Assignment
With both ends included, transcribe exactly the records below from their first line to the line that contains "-0.7177 | -0.2702 |".

+---+
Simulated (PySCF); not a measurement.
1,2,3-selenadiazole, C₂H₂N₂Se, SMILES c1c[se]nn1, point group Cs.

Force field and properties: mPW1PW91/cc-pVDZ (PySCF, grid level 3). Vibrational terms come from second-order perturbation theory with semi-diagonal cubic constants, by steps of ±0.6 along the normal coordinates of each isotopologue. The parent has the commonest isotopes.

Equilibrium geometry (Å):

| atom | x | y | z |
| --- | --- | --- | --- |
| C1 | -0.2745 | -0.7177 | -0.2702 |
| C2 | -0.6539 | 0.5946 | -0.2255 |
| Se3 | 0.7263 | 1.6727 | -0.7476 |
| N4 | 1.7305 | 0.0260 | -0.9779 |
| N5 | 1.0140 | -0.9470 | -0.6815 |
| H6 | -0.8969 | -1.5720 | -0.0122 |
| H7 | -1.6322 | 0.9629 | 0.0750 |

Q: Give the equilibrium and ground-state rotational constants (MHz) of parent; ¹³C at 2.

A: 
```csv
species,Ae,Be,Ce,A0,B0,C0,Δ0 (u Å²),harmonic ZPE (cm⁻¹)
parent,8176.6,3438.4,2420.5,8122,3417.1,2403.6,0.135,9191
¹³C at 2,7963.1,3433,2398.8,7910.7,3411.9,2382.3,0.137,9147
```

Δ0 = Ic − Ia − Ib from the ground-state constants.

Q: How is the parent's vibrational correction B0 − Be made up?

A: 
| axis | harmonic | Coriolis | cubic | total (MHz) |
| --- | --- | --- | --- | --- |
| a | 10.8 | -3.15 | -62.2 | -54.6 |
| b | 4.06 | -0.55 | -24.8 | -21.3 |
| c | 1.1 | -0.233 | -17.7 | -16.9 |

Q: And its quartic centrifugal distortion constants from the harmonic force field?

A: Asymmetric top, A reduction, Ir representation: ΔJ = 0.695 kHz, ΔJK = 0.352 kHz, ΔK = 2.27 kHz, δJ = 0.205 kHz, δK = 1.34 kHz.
+---+

Worked solution
Simulated (PySCF); not a measurement.
1,2,3-selenadiazole, C₂H₂N₂Se, SMILES c1c[se]nn1, point group Cs.

Force field and properties: mPW1PW91/cc-pVDZ (PySCF, grid level 3). Vibrational terms come from second-order perturbation theory with semi-diagonal cubic constants, by steps of ±0.6 along the normal coordinates of each isotopologue. The parent has the commonest isotopes.

Equilibrium geometry (Å):

| atom | x | y | z |
| --- | --- | --- | --- |
| C1 | -0.2745 | -0.7177 | -0.2702 |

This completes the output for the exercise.